*Work order*:
Return verbatim every line from the first line of the data below to the line that contains "Isosurface of the", inclusive, and no further.

*Extracted data*:
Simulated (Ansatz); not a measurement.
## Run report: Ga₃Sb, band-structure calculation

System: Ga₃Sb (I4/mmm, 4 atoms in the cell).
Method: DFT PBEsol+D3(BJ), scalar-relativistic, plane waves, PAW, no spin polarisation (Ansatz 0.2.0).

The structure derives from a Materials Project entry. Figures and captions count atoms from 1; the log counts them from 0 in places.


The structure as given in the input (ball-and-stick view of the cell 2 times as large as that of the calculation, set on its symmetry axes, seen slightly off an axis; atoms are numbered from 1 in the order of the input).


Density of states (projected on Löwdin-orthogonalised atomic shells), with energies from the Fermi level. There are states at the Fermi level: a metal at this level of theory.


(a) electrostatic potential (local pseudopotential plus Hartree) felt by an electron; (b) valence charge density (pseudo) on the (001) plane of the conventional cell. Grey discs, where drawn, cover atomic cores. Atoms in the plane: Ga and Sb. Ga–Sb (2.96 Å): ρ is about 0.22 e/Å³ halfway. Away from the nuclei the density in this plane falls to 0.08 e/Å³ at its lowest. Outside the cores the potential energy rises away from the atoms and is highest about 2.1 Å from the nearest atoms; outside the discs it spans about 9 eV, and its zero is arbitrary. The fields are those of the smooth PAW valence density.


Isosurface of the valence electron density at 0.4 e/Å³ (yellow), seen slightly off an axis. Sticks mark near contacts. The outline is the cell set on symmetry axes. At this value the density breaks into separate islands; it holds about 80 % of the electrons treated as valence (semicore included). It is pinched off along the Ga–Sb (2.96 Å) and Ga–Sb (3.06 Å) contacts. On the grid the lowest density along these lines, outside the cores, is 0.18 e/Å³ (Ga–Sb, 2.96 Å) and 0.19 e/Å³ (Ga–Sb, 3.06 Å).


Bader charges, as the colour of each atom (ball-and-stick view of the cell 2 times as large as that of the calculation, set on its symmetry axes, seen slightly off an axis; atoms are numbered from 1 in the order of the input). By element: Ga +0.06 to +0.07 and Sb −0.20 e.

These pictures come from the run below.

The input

*Written solution*:
Simulated (Ansatz); not a measurement.
## Run report: Ga₃Sb, band-structure calculation

System: Ga₃Sb (I4/mmm, 4 atoms in the cell).
Method: DFT PBEsol+D3(BJ), scalar-relativistic, plane waves, PAW, no spin polarisation (Ansatz 0.2.0).

The structure derives from a Materials Project entry. Figures and captions count atoms from 1; the log counts them from 0 in places.


The structure as given in the input (ball-and-stick view of the cell 2 times as large as that of the calculation, set on its symmetry axes, seen slightly off an axis; atoms are numbered from 1 in the order of the input).


Density of states (projected on Löwdin-orthogonalised atomic shells), with energies from the Fermi level. There are states at the Fermi level: a metal at this level of theory.


(a) electrostatic potential (local pseudopotential plus Hartree) felt by an electron; (b) valence charge density (pseudo) on the (001) plane of the conventional cell. Grey discs, where drawn, cover atomic cores. Atoms in the plane: Ga and Sb. Ga–Sb (2.96 Å): ρ is about 0.22 e/Å³ halfway. Away from the nuclei the density in this plane falls to 0.08 e/Å³ at its lowest. Outside the cores the potential energy rises away from the atoms and is highest about 2.1 Å from the nearest atoms; outside the discs it spans about 9 eV, and its zero is arbitrary. The fields are those of the smooth PAW valence density.


Isosurface of the valence electron density at 0.4 e/Å³ (yellow), seen slightly off an axis. Sticks mark near contacts. The outline is the cell set on symmetry axes. At this value the density breaks into separate islands; it holds about 80 % of the electrons treated as valence (semicore included). It is pinched off along the Ga–Sb (2.96 Å) and Ga–Sb (3.06 Å) contacts. On the grid the lowest density along these lines, outside the cores, is 0.18 e/Å³ (Ga–Sb, 2.96 Å) and 0.19 e/Å³ (Ga–Sb, 3.06 Å).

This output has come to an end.